+++
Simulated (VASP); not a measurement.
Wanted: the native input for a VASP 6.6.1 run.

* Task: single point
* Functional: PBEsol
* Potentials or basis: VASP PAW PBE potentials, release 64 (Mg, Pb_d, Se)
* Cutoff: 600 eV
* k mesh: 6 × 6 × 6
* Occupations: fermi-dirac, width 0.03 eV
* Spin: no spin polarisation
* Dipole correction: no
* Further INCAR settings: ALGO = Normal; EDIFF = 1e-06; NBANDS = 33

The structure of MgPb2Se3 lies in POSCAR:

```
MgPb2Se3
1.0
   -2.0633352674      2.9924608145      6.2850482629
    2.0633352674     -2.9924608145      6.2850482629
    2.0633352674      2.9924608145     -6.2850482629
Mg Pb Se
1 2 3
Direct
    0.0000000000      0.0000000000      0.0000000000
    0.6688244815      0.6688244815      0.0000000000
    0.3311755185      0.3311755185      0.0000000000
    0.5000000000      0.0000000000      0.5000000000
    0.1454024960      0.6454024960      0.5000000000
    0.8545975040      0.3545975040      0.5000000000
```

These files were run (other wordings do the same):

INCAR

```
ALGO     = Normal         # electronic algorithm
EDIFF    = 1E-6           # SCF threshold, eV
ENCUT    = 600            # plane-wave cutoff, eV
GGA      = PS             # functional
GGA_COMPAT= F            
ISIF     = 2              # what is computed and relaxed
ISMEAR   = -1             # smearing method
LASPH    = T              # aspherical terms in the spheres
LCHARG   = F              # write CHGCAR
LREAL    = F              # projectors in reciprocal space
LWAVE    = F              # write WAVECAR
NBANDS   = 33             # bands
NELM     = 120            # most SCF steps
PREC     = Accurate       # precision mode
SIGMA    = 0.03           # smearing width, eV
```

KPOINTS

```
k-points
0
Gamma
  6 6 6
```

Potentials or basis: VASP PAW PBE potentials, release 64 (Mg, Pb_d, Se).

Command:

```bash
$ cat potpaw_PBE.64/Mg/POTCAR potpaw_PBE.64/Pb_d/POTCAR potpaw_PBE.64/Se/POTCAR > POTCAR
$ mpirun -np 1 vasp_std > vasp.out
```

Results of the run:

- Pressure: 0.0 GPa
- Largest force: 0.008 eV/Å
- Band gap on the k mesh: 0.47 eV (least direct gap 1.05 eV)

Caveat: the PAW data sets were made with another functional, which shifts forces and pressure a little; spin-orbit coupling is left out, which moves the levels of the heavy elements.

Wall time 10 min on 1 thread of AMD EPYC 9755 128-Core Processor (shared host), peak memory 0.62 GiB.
+++

Exercise
Please retype the listing word for word, from its first line through the line containing "Dipole correction: no", and add nothing else.

Problem solution
Simulated (VASP); not a measurement.
Wanted: the native input for a VASP 6.6.1 run.

* Task: single point
* Functional: PBEsol
* Potentials or basis: VASP PAW PBE potentials, release 64 (Mg, Pb_d, Se)
* Cutoff: 600 eV
* k mesh: 6 × 6 × 6
* Occupations: fermi-dirac, width 0.03 eV
* Spin: no spin polarisation
* Dipole correction: no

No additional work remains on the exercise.